_Required action:_ From the data below, copy exactly the lines that lie between the one holding "correction | no |" and the one holding "Estimate the wall time of this run.", including both, and nothing more.

============

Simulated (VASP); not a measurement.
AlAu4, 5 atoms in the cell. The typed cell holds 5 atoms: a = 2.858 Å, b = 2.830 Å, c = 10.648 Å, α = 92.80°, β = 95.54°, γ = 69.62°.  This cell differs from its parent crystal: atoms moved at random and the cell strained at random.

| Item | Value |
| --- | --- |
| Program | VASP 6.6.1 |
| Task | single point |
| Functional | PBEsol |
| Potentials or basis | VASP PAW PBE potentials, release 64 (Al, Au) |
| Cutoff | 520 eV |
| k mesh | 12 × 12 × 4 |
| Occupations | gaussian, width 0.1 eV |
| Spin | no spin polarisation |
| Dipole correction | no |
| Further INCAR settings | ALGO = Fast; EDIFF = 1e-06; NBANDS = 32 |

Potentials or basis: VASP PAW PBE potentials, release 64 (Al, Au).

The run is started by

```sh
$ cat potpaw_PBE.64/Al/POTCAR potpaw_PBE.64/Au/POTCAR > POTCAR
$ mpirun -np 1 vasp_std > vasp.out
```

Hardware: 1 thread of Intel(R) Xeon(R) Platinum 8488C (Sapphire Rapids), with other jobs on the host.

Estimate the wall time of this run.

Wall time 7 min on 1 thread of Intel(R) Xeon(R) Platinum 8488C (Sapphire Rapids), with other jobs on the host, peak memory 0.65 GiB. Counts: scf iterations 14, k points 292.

============

_Your solution:_
| Dipole correction | no |
| Further INCAR settings | ALGO = Fast; EDIFF = 1e-06; NBANDS = 32 |

Potentials or basis: VASP PAW PBE potentials, release 64 (Al, Au).

The run is started by

```sh
$ cat potpaw_PBE.64/Al/POTCAR potpaw_PBE.64/Au/POTCAR > POTCAR
$ mpirun -np 1 vasp_std > vasp.out
```

Hardware: 1 thread of Intel(R) Xeon(R) Platinum 8488C (Sapphire Rapids), with other jobs on the host.

Estimate the wall time of this run.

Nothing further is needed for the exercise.